◆ Work order ◆
Write the entries out exactly, with the final line being the one containing "Alike in all".

◆ Listed records ◆
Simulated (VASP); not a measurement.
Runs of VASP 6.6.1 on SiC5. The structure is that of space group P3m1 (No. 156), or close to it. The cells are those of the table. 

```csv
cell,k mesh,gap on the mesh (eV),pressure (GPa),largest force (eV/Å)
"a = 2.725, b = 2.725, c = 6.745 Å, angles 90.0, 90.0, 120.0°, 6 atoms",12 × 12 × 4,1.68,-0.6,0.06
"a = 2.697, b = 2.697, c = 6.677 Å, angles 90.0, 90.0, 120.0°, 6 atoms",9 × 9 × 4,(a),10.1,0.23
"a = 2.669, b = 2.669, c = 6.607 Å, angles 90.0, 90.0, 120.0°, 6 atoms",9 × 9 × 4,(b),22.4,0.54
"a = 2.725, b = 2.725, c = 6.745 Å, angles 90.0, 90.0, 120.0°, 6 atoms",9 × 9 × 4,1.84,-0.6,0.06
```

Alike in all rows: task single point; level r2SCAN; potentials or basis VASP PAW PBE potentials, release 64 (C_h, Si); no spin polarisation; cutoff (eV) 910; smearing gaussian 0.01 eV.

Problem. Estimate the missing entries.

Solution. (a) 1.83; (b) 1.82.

◆ Your response ◆
Simulated (VASP); not a measurement.
Runs of VASP 6.6.1 on SiC5. The structure is that of space group P3m1 (No. 156), or close to it. The cells are those of the table. 

```csv
cell,k mesh,gap on the mesh (eV),pressure (GPa),largest force (eV/Å)
"a = 2.725, b = 2.725, c = 6.745 Å, angles 90.0, 90.0, 120.0°, 6 atoms",12 × 12 × 4,1.68,-0.6,0.06
"a = 2.697, b = 2.697, c = 6.677 Å, angles 90.0, 90.0, 120.0°, 6 atoms",9 × 9 × 4,(a),10.1,0.23
"a = 2.669, b = 2.669, c = 6.607 Å, angles 90.0, 90.0, 120.0°, 6 atoms",9 × 9 × 4,(b),22.4,0.54
"a = 2.725, b = 2.725, c = 6.745 Å, angles 90.0, 90.0, 120.0°, 6 atoms",9 × 9 × 4,1.84,-0.6,0.06
```

Alike in all rows: task single point; level r2SCAN; potentials or basis VASP PAW PBE potentials, release 64 (C_h, Si); no spin polarisation; cutoff (eV) 910; smearing gaussian 0.01 eV.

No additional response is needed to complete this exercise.